*** Available data Section Begins ***

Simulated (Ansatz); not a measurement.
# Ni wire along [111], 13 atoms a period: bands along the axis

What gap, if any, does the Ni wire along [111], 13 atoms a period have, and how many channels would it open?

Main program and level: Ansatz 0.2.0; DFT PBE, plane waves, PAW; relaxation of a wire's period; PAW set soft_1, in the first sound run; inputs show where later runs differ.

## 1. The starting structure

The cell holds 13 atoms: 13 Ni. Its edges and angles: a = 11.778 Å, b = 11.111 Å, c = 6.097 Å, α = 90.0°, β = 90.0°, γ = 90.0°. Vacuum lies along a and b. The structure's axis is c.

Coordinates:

*** Available data Section Ends ***

▶ _Required action_
Send back the whole listing, exactly as written.

▶ _Exercise answer_
Simulated (Ansatz); not a measurement.
# Ni wire along [111], 13 atoms a period: bands along the axis

What gap, if any, does the Ni wire along [111], 13 atoms a period have, and how many channels would it open?

Main program and level: Ansatz 0.2.0; DFT PBE, plane waves, PAW; relaxation of a wire's period; PAW set soft_1, in the first sound run; inputs show where later runs differ.

## 1. The starting structure

The cell holds 13 atoms: 13 Ni. Its edges and angles: a = 11.778 Å, b = 11.111 Å, c = 6.097 Å, α = 90.0°, β = 90.0°, γ = 90.0°. Vacuum lies along a and b. The structure's axis is c.

Coordinates:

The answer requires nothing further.